_Entries provided_
⟨

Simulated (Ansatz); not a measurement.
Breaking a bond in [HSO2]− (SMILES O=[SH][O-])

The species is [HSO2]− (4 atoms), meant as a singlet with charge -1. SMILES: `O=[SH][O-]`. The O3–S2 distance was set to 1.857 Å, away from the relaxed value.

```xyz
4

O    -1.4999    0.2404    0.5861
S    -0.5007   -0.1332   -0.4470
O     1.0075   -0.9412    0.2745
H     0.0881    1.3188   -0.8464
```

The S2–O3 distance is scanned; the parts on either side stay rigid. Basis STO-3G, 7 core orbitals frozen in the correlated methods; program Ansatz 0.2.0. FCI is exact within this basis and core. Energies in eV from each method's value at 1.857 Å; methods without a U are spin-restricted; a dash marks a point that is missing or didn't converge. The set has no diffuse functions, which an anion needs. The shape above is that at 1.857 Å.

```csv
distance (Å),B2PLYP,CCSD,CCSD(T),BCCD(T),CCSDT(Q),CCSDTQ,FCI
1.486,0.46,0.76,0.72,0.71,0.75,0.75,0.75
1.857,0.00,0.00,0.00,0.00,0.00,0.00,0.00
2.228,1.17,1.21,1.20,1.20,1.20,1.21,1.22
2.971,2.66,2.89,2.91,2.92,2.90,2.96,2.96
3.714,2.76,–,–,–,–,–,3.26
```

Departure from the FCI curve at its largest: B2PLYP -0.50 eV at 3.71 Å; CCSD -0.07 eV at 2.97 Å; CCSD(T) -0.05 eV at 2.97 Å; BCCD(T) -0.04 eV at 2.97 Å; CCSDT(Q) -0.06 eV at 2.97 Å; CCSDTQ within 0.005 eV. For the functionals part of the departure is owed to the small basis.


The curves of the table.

⟩

_Task item_
Beginning at the top of the entries above, output each line exactly, and end with the line in which "Departure from the" appears.

_Result_
Simulated (Ansatz); not a measurement.
Breaking a bond in [HSO2]− (SMILES O=[SH][O-])

The species is [HSO2]− (4 atoms), meant as a singlet with charge -1. SMILES: `O=[SH][O-]`. The O3–S2 distance was set to 1.857 Å, away from the relaxed value.

```xyz
4

O    -1.4999    0.2404    0.5861
S    -0.5007   -0.1332   -0.4470
O     1.0075   -0.9412    0.2745
H     0.0881    1.3188   -0.8464
```

The S2–O3 distance is scanned; the parts on either side stay rigid. Basis STO-3G, 7 core orbitals frozen in the correlated methods; program Ansatz 0.2.0. FCI is exact within this basis and core. Energies in eV from each method's value at 1.857 Å; methods without a U are spin-restricted; a dash marks a point that is missing or didn't converge. The set has no diffuse functions, which an anion needs. The shape above is that at 1.857 Å.

```csv
distance (Å),B2PLYP,CCSD,CCSD(T),BCCD(T),CCSDT(Q),CCSDTQ,FCI
1.486,0.46,0.76,0.72,0.71,0.75,0.75,0.75
1.857,0.00,0.00,0.00,0.00,0.00,0.00,0.00
2.228,1.17,1.21,1.20,1.20,1.20,1.21,1.22
2.971,2.66,2.89,2.91,2.92,2.90,2.96,2.96
3.714,2.76,–,–,–,–,–,3.26
```

Departure from the FCI curve at its largest: B2PLYP -0.50 eV at 3.71 Å; CCSD -0.07 eV at 2.97 Å; CCSD(T) -0.05 eV at 2.97 Å; BCCD(T) -0.04 eV at 2.97 Å; CCSDT(Q) -0.06 eV at 2.97 Å; CCSDTQ within 0.005 eV. For the functionals part of the departure is owed to the small basis.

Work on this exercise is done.